*** Opening of EXTRACTED INFORMATION ***

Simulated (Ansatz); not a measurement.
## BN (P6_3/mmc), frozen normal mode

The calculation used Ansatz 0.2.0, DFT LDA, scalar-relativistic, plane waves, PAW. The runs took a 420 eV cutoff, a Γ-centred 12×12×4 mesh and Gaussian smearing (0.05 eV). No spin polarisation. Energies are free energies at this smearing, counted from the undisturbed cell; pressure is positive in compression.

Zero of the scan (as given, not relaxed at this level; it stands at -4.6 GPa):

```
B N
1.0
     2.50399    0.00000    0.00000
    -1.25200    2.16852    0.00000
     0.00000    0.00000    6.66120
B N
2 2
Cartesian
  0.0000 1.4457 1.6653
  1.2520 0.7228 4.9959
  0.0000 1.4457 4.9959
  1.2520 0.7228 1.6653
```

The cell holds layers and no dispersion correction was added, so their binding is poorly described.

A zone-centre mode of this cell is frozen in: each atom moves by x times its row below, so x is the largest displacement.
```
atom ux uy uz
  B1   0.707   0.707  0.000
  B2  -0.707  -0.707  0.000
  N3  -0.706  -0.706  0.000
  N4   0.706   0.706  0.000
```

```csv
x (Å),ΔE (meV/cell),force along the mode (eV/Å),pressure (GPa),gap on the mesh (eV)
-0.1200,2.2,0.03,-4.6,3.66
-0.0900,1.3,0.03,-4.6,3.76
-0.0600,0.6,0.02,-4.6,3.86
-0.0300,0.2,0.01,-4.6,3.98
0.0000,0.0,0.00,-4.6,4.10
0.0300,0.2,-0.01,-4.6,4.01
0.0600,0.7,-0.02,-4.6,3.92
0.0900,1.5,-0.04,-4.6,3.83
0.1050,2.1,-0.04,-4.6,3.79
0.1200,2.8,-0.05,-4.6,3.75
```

*** Close of EXTRACTED INFORMATION ***

_ACTIVITY:_ Repeat each line of the data above, exactly as it appears, from the first through the line that contains "The calculation used".

_WRITTEN ANSWER:_
Simulated (Ansatz); not a measurement.
## BN (P6_3/mmc), frozen normal mode

The calculation used Ansatz 0.2.0, DFT LDA, scalar-relativistic, plane waves, PAW. The runs took a 420 eV cutoff, a Γ-centred 12×12×4 mesh and Gaussian smearing (0.05 eV). No spin polarisation. Energies are free energies at this smearing, counted from the undisturbed cell; pressure is positive in compression.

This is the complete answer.